Task item
Please retype, unchanged, each line from the top of the material below through the line where "Zero-point energy ½" appears.

Given entries
=-=-=-=-=
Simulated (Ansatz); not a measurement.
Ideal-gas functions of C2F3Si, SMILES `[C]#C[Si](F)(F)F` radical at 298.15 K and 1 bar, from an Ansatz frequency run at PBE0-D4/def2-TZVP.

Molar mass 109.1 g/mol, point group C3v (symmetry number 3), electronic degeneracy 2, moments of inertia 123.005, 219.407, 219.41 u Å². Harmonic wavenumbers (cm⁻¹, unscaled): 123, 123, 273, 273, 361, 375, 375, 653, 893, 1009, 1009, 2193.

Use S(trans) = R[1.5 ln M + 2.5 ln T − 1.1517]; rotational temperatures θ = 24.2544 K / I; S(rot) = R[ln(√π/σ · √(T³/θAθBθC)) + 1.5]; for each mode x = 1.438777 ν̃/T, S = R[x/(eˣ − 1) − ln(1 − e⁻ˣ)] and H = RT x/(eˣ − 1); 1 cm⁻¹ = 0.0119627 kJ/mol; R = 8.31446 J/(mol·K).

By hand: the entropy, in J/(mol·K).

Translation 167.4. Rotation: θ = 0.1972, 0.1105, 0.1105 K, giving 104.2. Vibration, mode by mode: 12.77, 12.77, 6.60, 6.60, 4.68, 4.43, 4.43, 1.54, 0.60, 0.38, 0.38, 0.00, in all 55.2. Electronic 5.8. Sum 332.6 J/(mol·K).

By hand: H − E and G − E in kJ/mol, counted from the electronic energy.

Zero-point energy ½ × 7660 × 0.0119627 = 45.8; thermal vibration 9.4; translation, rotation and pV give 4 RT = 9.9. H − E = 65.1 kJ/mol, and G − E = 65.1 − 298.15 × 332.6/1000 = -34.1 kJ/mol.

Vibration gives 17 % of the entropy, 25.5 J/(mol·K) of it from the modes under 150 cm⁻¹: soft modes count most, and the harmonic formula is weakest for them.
=-=-=-=-=

Answer section
Simulated (Ansatz); not a measurement.
Ideal-gas functions of C2F3Si, SMILES `[C]#C[Si](F)(F)F` radical at 298.15 K and 1 bar, from an Ansatz frequency run at PBE0-D4/def2-TZVP.

Molar mass 109.1 g/mol, point group C3v (symmetry number 3), electronic degeneracy 2, moments of inertia 123.005, 219.407, 219.41 u Å². Harmonic wavenumbers (cm⁻¹, unscaled): 123, 123, 273, 273, 361, 375, 375, 653, 893, 1009, 1009, 2193.

Use S(trans) = R[1.5 ln M + 2.5 ln T − 1.1517]; rotational temperatures θ = 24.2544 K / I; S(rot) = R[ln(√π/σ · √(T³/θAθBθC)) + 1.5]; for each mode x = 1.438777 ν̃/T, S = R[x/(eˣ − 1) − ln(1 − e⁻ˣ)] and H = RT x/(eˣ − 1); 1 cm⁻¹ = 0.0119627 kJ/mol; R = 8.31446 J/(mol·K).

By hand: the entropy, in J/(mol·K).

Translation 167.4. Rotation: θ = 0.1972, 0.1105, 0.1105 K, giving 104.2. Vibration, mode by mode: 12.77, 12.77, 6.60, 6.60, 4.68, 4.43, 4.43, 1.54, 0.60, 0.38, 0.38, 0.00, in all 55.2. Electronic 5.8. Sum 332.6 J/(mol·K).

By hand: H − E and G − E in kJ/mol, counted from the electronic energy.

Zero-point energy ½ × 7660 × 0.0119627 = 45.8; thermal vibration 9.4; translation, rotation and pV give 4 RT = 9.9. H − E = 65.1 kJ/mol, and G − E = 65.1 − 298.15 × 332.6/1000 = -34.1 kJ/mol.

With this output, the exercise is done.